Activity ->
Would you print all of the entries word for word?

────────────────────

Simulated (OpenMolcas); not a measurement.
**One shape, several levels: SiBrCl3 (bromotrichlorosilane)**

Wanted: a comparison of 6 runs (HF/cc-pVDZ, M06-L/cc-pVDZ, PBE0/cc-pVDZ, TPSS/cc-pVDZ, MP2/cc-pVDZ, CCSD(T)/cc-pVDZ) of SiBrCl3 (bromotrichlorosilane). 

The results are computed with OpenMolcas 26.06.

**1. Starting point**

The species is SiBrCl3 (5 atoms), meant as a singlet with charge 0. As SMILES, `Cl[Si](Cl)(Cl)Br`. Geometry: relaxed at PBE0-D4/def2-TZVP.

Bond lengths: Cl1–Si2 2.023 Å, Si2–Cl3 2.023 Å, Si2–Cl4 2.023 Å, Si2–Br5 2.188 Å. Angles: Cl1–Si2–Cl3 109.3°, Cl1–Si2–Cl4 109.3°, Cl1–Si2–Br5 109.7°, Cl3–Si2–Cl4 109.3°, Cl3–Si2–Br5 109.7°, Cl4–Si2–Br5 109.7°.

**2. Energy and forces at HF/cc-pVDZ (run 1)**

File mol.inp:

────────────────────

Expected answer ->
Simulated (OpenMolcas); not a measurement.
**One shape, several levels: SiBrCl3 (bromotrichlorosilane)**

Wanted: a comparison of 6 runs (HF/cc-pVDZ, M06-L/cc-pVDZ, PBE0/cc-pVDZ, TPSS/cc-pVDZ, MP2/cc-pVDZ, CCSD(T)/cc-pVDZ) of SiBrCl3 (bromotrichlorosilane). 

The results are computed with OpenMolcas 26.06.

**1. Starting point**

The species is SiBrCl3 (5 atoms), meant as a singlet with charge 0. As SMILES, `Cl[Si](Cl)(Cl)Br`. Geometry: relaxed at PBE0-D4/def2-TZVP.

Bond lengths: Cl1–Si2 2.023 Å, Si2–Cl3 2.023 Å, Si2–Cl4 2.023 Å, Si2–Br5 2.188 Å. Angles: Cl1–Si2–Cl3 109.3°, Cl1–Si2–Cl4 109.3°, Cl1–Si2–Br5 109.7°, Cl3–Si2–Cl4 109.3°, Cl3–Si2–Br5 109.7°, Cl4–Si2–Br5 109.7°.

**2. Energy and forces at HF/cc-pVDZ (run 1)**

File mol.inp:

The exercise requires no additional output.